» INPUT DATA:
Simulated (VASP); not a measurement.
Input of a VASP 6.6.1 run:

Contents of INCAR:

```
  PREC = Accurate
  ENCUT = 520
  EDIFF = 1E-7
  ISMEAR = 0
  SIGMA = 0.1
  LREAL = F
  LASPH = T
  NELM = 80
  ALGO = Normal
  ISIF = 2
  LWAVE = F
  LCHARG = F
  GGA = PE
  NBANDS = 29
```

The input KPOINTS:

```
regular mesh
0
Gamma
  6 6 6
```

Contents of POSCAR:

» REQUIRED ACTION: All records shown above are to be given again verbatim.

» EXPECTED ANSWER:
Simulated (VASP); not a measurement.
Input of a VASP 6.6.1 run:

Contents of INCAR:

```
  PREC = Accurate
  ENCUT = 520
  EDIFF = 1E-7
  ISMEAR = 0
  SIGMA = 0.1
  LREAL = F
  LASPH = T
  NELM = 80
  ALGO = Normal
  ISIF = 2
  LWAVE = F
  LCHARG = F
  GGA = PE
  NBANDS = 29
```

The input KPOINTS:

```
regular mesh
0
Gamma
  6 6 6
```

Contents of POSCAR:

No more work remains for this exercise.